Requirement. Below are the entries to work from; restate word for word the portion that opens with the line containing "# linear Tc" and closes with the line containing "Main program and", keeping both.

Data to examine.
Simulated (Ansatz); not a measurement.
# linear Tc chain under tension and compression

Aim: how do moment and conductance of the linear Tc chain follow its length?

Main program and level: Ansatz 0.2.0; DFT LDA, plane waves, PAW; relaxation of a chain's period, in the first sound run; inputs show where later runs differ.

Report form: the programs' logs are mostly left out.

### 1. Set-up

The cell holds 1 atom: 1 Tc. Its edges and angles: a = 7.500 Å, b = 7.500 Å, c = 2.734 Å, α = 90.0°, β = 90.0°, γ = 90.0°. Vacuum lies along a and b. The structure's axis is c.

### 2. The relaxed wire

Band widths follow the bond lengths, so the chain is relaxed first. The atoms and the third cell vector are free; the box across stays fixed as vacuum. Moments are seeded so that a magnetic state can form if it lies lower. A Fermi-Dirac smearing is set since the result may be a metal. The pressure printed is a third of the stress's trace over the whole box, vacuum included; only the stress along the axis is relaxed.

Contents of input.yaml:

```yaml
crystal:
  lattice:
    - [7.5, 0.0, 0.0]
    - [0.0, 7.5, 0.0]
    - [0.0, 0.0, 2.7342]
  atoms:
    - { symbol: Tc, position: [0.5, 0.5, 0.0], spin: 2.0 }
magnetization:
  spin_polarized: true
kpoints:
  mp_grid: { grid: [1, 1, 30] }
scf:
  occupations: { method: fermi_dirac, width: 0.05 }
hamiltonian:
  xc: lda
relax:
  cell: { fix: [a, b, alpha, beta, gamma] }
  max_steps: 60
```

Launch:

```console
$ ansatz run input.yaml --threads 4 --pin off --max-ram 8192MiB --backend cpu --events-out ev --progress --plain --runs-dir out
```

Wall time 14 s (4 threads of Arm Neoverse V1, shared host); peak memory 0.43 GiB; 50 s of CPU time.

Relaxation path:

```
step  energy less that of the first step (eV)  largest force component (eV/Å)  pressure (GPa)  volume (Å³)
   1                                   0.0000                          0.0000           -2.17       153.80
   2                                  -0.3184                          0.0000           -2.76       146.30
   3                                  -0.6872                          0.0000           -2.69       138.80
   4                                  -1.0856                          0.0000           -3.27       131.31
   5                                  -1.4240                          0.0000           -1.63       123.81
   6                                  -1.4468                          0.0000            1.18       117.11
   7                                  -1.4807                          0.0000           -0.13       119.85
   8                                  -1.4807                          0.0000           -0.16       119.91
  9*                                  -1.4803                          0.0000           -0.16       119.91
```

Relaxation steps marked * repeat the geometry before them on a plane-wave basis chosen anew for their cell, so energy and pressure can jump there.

Exercise output.
# linear Tc chain under tension and compression

Aim: how do moment and conductance of the linear Tc chain follow its length?

Main program and level: Ansatz 0.2.0; DFT LDA, plane waves, PAW; relaxation of a chain's period, in the first sound run; inputs show where later runs differ.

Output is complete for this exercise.